● RECORD SET:
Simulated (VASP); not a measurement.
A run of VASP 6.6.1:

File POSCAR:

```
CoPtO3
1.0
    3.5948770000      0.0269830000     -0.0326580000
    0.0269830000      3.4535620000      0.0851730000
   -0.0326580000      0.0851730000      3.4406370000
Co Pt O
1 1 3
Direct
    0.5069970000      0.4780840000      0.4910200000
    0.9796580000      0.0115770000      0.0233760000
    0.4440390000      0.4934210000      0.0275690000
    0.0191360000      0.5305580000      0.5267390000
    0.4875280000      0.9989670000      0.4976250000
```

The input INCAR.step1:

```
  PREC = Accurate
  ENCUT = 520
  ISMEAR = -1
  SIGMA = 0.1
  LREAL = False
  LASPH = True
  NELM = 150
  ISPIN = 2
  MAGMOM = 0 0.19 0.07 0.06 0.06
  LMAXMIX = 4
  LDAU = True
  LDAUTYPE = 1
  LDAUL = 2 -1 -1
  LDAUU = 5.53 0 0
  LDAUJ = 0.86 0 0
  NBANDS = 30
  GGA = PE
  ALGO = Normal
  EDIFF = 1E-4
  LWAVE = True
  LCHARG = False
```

● ACTIVITY:
Whatever the material above holds, copy it over exactly, line by line.

● ANSWER BOX:
Simulated (VASP); not a measurement.
A run of VASP 6.6.1:

File POSCAR:

```
CoPtO3
1.0
    3.5948770000      0.0269830000     -0.0326580000
    0.0269830000      3.4535620000      0.0851730000
   -0.0326580000      0.0851730000      3.4406370000
Co Pt O
1 1 3
Direct
    0.5069970000      0.4780840000      0.4910200000
    0.9796580000      0.0115770000      0.0233760000
    0.4440390000      0.4934210000      0.0275690000
    0.0191360000      0.5305580000      0.5267390000
    0.4875280000      0.9989670000      0.4976250000
```

The input INCAR.step1:

```
  PREC = Accurate
  ENCUT = 520
  ISMEAR = -1
  SIGMA = 0.1
  LREAL = False
  LASPH = True
  NELM = 150
  ISPIN = 2
  MAGMOM = 0 0.19 0.07 0.06 0.06
  LMAXMIX = 4
  LDAU = True
  LDAUTYPE = 1
  LDAUL = 2 -1 -1
  LDAUU = 5.53 0 0
  LDAUJ = 0.86 0 0
  NBANDS = 30
  GGA = PE
  ALGO = Normal
  EDIFF = 1E-4
  LWAVE = True
  LCHARG = False
```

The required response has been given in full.